*** Excerpted records Section Begins ***

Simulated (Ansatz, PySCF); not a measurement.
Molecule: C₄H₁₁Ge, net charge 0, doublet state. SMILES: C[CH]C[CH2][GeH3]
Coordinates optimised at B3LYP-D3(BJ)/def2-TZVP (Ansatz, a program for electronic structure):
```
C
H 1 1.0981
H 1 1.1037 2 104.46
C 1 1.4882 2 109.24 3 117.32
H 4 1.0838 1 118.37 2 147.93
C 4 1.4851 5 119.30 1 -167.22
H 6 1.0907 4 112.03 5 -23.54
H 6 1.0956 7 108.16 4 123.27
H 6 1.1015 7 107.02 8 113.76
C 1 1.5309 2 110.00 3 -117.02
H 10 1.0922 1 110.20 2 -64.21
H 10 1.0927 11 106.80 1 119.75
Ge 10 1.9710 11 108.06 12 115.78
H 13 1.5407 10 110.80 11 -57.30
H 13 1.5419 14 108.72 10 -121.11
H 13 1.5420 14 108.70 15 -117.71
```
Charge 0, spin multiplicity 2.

*** Excerpted records Section Ends ***

Could you retype each record exactly as it appears?

Simulated (Ansatz, PySCF); not a measurement.
Molecule: C₄H₁₁Ge, net charge 0, doublet state. SMILES: C[CH]C[CH2][GeH3]
Coordinates optimised at B3LYP-D3(BJ)/def2-TZVP (Ansatz, a program for electronic structure):
```
C
H 1 1.0981
H 1 1.1037 2 104.46
C 1 1.4882 2 109.24 3 117.32
H 4 1.0838 1 118.37 2 147.93
C 4 1.4851 5 119.30 1 -167.22
H 6 1.0907 4 112.03 5 -23.54
H 6 1.0956 7 108.16 4 123.27
H 6 1.1015 7 107.02 8 113.76
C 1 1.5309 2 110.00 3 -117.02
H 10 1.0922 1 110.20 2 -64.21
H 10 1.0927 11 106.80 1 119.75
Ge 10 1.9710 11 108.06 12 115.78
H 13 1.5407 10 110.80 11 -57.30
H 13 1.5419 14 108.72 10 -121.11
H 13 1.5420 14 108.70 15 -117.71
```
Charge 0, spin multiplicity 2.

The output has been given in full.